▼
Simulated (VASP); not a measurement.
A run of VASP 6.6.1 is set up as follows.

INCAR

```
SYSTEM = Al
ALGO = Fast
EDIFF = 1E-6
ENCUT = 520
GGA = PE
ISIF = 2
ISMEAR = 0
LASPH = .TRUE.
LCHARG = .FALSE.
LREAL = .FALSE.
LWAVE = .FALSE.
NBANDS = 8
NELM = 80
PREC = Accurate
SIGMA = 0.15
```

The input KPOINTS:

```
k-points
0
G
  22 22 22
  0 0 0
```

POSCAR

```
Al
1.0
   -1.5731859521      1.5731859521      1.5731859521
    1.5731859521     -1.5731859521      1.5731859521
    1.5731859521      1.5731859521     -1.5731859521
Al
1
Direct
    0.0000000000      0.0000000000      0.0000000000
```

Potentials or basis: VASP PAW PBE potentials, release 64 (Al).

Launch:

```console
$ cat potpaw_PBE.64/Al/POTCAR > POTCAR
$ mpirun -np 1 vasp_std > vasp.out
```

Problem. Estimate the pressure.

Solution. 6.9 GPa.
▲

— Task item —
Only the lines from the beginning of the material through the line with "Problem. Estimate the pressure." should appear in the answer, each copied exactly.

— Your solution —
Simulated (VASP); not a measurement.
A run of VASP 6.6.1 is set up as follows.

INCAR

```
SYSTEM = Al
ALGO = Fast
EDIFF = 1E-6
ENCUT = 520
GGA = PE
ISIF = 2
ISMEAR = 0
LASPH = .TRUE.
LCHARG = .FALSE.
LREAL = .FALSE.
LWAVE = .FALSE.
NBANDS = 8
NELM = 80
PREC = Accurate
SIGMA = 0.15
```

The input KPOINTS:

```
k-points
0
G
  22 22 22
  0 0 0
```

POSCAR

```
Al
1.0
   -1.5731859521      1.5731859521      1.5731859521
    1.5731859521     -1.5731859521      1.5731859521
    1.5731859521      1.5731859521     -1.5731859521
Al
1
Direct
    0.0000000000      0.0000000000      0.0000000000
```

Potentials or basis: VASP PAW PBE potentials, release 64 (Al).

Launch:

```console
$ cat potpaw_PBE.64/Al/POTCAR > POTCAR
$ mpirun -np 1 vasp_std > vasp.out
```

Problem. Estimate the pressure.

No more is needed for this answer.